- ASSIGNMENT
Set down word for word each line from the start of the listing through the line that contains "## Step 1: The cell of the first run", both included.

- INFORMATION PROVIDED
%%

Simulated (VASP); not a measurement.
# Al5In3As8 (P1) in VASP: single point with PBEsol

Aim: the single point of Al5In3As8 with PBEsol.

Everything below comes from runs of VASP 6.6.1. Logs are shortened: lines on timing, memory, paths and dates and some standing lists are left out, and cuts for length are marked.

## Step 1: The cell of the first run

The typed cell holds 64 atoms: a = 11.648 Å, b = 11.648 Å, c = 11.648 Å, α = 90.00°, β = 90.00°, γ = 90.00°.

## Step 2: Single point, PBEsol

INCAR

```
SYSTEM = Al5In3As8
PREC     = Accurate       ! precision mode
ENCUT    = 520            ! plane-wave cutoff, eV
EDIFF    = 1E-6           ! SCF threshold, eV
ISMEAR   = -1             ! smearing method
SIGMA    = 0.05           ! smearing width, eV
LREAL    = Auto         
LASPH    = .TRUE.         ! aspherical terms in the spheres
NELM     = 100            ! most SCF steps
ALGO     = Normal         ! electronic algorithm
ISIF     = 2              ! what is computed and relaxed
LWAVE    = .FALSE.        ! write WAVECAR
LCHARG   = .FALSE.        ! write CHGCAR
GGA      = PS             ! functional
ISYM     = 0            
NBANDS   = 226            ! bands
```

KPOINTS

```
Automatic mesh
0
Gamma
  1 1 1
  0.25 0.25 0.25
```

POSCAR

%%

- ANSWER SPACE
Simulated (VASP); not a measurement.
# Al5In3As8 (P1) in VASP: single point with PBEsol

Aim: the single point of Al5In3As8 with PBEsol.

Everything below comes from runs of VASP 6.6.1. Logs are shortened: lines on timing, memory, paths and dates and some standing lists are left out, and cuts for length are marked.

## Step 1: The cell of the first run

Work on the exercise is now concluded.